BEGIN THE DATA
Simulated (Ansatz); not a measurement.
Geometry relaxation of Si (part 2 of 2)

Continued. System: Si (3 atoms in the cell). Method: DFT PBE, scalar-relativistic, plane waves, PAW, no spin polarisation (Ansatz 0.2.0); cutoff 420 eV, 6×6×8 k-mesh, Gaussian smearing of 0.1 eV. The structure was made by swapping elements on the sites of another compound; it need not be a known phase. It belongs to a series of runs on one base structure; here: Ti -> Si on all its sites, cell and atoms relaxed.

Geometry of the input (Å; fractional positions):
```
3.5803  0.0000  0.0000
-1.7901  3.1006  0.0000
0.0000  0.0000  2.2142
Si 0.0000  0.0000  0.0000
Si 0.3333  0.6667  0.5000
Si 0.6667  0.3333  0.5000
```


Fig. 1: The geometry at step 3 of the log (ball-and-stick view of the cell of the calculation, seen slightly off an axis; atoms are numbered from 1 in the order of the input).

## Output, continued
END THE DATA

■ **ACTION ITEM**
Nothing in the data may change. Give it again in full.

■ **RESULT**
Simulated (Ansatz); not a measurement.
Geometry relaxation of Si (part 2 of 2)

Continued. System: Si (3 atoms in the cell). Method: DFT PBE, scalar-relativistic, plane waves, PAW, no spin polarisation (Ansatz 0.2.0); cutoff 420 eV, 6×6×8 k-mesh, Gaussian smearing of 0.1 eV. The structure was made by swapping elements on the sites of another compound; it need not be a known phase. It belongs to a series of runs on one base structure; here: Ti -> Si on all its sites, cell and atoms relaxed.

Geometry of the input (Å; fractional positions):
```
3.5803  0.0000  0.0000
-1.7901  3.1006  0.0000
0.0000  0.0000  2.2142
Si 0.0000  0.0000  0.0000
Si 0.3333  0.6667  0.5000
Si 0.6667  0.3333  0.5000
```


Fig. 1: The geometry at step 3 of the log (ball-and-stick view of the cell of the calculation, seen slightly off an axis; atoms are numbered from 1 in the order of the input).

## Output, continued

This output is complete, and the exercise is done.